Task item ▸
Output exactly the first line of the listing and each line after it, through the line that contains "The results are computed with BAGEL 1.2.2."; add nothing else.

-------- Material shown --------

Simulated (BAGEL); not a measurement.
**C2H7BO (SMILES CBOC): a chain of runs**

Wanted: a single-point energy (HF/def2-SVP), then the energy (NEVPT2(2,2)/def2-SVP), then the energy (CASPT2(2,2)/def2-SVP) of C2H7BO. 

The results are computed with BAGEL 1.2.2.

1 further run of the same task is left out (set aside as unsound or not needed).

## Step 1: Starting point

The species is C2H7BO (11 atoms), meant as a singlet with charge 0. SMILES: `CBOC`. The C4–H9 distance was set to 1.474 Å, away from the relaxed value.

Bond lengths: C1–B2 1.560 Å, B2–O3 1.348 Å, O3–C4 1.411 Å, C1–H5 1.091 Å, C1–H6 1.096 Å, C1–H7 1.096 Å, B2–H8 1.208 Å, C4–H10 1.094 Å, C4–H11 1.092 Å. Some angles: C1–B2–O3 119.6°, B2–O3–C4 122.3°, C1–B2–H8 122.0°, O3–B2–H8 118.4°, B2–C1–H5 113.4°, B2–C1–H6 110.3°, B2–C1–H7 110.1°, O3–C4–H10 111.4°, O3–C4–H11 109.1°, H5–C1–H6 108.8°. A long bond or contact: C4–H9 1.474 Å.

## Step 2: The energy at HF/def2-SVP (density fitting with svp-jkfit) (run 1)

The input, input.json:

--------

Task answer ▸
Simulated (BAGEL); not a measurement.
**C2H7BO (SMILES CBOC): a chain of runs**

Wanted: a single-point energy (HF/def2-SVP), then the energy (NEVPT2(2,2)/def2-SVP), then the energy (CASPT2(2,2)/def2-SVP) of C2H7BO. 

The results are computed with BAGEL 1.2.2.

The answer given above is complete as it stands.